════════

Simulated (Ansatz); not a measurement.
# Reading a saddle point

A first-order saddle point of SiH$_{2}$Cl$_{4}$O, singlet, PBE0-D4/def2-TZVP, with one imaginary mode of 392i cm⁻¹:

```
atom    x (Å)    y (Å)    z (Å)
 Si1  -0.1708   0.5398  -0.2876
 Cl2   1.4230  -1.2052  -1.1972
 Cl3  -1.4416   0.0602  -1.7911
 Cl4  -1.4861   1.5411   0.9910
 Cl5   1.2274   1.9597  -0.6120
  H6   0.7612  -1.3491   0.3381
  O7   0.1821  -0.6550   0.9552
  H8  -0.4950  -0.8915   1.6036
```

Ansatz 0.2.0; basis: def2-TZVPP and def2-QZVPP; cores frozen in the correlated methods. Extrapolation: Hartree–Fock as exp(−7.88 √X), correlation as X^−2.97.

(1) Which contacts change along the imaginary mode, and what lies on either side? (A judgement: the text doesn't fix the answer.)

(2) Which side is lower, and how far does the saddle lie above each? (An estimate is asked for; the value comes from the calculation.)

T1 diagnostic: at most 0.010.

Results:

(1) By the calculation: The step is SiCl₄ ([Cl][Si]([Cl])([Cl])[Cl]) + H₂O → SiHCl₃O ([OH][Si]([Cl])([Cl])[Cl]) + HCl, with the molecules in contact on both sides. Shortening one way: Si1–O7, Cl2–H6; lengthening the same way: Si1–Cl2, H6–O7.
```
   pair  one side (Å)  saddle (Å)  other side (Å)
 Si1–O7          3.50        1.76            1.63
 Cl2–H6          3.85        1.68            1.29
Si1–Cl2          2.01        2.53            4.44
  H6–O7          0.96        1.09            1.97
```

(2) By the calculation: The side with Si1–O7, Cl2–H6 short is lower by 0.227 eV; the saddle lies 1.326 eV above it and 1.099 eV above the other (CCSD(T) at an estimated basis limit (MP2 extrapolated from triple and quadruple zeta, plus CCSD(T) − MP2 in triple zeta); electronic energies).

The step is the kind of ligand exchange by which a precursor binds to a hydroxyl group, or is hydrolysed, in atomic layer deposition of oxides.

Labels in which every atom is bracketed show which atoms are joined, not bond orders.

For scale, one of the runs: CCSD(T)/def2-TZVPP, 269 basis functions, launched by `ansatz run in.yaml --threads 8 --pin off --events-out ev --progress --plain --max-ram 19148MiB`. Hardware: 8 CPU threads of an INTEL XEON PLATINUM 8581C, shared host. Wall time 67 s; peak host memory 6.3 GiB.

════════

Assigned task
When you retype the data above, start at its first line, stop after the line containing "The step is the", and leave out everything else.

Answer space
Simulated (Ansatz); not a measurement.
# Reading a saddle point

A first-order saddle point of SiH$_{2}$Cl$_{4}$O, singlet, PBE0-D4/def2-TZVP, with one imaginary mode of 392i cm⁻¹:

```
atom    x (Å)    y (Å)    z (Å)
 Si1  -0.1708   0.5398  -0.2876
 Cl2   1.4230  -1.2052  -1.1972
 Cl3  -1.4416   0.0602  -1.7911
 Cl4  -1.4861   1.5411   0.9910
 Cl5   1.2274   1.9597  -0.6120
  H6   0.7612  -1.3491   0.3381
  O7   0.1821  -0.6550   0.9552
  H8  -0.4950  -0.8915   1.6036
```

Ansatz 0.2.0; basis: def2-TZVPP and def2-QZVPP; cores frozen in the correlated methods. Extrapolation: Hartree–Fock as exp(−7.88 √X), correlation as X^−2.97.

(1) Which contacts change along the imaginary mode, and what lies on either side? (A judgement: the text doesn't fix the answer.)

(2) Which side is lower, and how far does the saddle lie above each? (An estimate is asked for; the value comes from the calculation.)

T1 diagnostic: at most 0.010.

Results:

(1) By the calculation: The step is SiCl₄ ([Cl][Si]([Cl])([Cl])[Cl]) + H₂O → SiHCl₃O ([OH][Si]([Cl])([Cl])[Cl]) + HCl, with the molecules in contact on both sides. Shortening one way: Si1–O7, Cl2–H6; lengthening the same way: Si1–Cl2, H6–O7.
```
   pair  one side (Å)  saddle (Å)  other side (Å)
 Si1–O7          3.50        1.76            1.63
 Cl2–H6          3.85        1.68            1.29
Si1–Cl2          2.01        2.53            4.44
  H6–O7          0.96        1.09            1.97
```

(2) By the calculation: The side with Si1–O7, Cl2–H6 short is lower by 0.227 eV; the saddle lies 1.326 eV above it and 1.099 eV above the other (CCSD(T) at an estimated basis limit (MP2 extrapolated from triple and quadruple zeta, plus CCSD(T) − MP2 in triple zeta); electronic energies).

The step is the kind of ligand exchange by which a precursor binds to a hydroxyl group, or is hydrolysed, in atomic layer deposition of oxides.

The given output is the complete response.